Information
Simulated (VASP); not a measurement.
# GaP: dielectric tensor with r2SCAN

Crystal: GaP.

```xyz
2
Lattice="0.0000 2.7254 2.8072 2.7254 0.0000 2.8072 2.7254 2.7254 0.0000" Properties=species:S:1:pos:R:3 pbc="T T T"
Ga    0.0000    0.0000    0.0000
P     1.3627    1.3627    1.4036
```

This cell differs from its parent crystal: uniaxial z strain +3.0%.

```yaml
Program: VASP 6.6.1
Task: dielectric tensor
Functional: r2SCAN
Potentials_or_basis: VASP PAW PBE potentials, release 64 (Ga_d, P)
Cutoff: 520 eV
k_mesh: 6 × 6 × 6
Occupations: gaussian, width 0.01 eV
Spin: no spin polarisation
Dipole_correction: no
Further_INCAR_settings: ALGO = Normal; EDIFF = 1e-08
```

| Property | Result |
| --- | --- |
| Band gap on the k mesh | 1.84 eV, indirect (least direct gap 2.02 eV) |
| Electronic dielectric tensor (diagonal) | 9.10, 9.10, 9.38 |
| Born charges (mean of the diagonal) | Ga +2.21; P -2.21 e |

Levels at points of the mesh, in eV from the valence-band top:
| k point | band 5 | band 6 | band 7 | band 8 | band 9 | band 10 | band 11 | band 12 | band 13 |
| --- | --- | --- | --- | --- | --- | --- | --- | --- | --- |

Action item
Each entry above, in full, should be output exactly as it reads.

Exercise response
Simulated (VASP); not a measurement.
# GaP: dielectric tensor with r2SCAN

Crystal: GaP.

```xyz
2
Lattice="0.0000 2.7254 2.8072 2.7254 0.0000 2.8072 2.7254 2.7254 0.0000" Properties=species:S:1:pos:R:3 pbc="T T T"
Ga    0.0000    0.0000    0.0000
P     1.3627    1.3627    1.4036
```

This cell differs from its parent crystal: uniaxial z strain +3.0%.

```yaml
Program: VASP 6.6.1
Task: dielectric tensor
Functional: r2SCAN
Potentials_or_basis: VASP PAW PBE potentials, release 64 (Ga_d, P)
Cutoff: 520 eV
k_mesh: 6 × 6 × 6
Occupations: gaussian, width 0.01 eV
Spin: no spin polarisation
Dipole_correction: no
Further_INCAR_settings: ALGO = Normal; EDIFF = 1e-08
```

| Property | Result |
| --- | --- |
| Band gap on the k mesh | 1.84 eV, indirect (least direct gap 2.02 eV) |
| Electronic dielectric tensor (diagonal) | 9.10, 9.10, 9.38 |
| Born charges (mean of the diagonal) | Ga +2.21; P -2.21 e |

Levels at points of the mesh, in eV from the valence-band top:
| k point | band 5 | band 6 | band 7 | band 8 | band 9 | band 10 | band 11 | band 12 | band 13 |
| --- | --- | --- | --- | --- | --- | --- | --- | --- | --- |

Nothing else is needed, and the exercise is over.